Work instruction ▸ From the first line of the material below to the line containing "Structure relaxed at the PBE0/def2-SVP level.", repeat every line exactly and add nothing.

Records shown ▸
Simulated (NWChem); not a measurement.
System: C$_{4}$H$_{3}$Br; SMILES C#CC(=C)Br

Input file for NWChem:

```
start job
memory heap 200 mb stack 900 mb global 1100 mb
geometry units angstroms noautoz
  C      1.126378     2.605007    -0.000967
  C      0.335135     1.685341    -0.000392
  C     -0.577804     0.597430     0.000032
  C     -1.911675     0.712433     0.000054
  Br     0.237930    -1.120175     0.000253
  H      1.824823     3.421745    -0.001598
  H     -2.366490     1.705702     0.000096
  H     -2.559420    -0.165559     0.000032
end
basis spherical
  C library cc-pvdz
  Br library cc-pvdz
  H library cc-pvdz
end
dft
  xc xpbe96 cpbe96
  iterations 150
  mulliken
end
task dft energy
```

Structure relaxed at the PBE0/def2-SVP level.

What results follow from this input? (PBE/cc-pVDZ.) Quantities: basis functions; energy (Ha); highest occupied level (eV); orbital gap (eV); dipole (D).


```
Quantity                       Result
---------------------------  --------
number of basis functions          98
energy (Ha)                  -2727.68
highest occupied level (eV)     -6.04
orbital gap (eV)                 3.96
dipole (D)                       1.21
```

Answer space ▸
Simulated (NWChem); not a measurement.
System: C$_{4}$H$_{3}$Br; SMILES C#CC(=C)Br

Input file for NWChem:

```
start job
memory heap 200 mb stack 900 mb global 1100 mb
geometry units angstroms noautoz
  C      1.126378     2.605007    -0.000967
  C      0.335135     1.685341    -0.000392
  C     -0.577804     0.597430     0.000032
  C     -1.911675     0.712433     0.000054
  Br     0.237930    -1.120175     0.000253
  H      1.824823     3.421745    -0.001598
  H     -2.366490     1.705702     0.000096
  H     -2.559420    -0.165559     0.000032
end
basis spherical
  C library cc-pvdz
  Br library cc-pvdz
  H library cc-pvdz
end
dft
  xc xpbe96 cpbe96
  iterations 150
  mulliken
end
task dft energy
```

Structure relaxed at the PBE0/def2-SVP level.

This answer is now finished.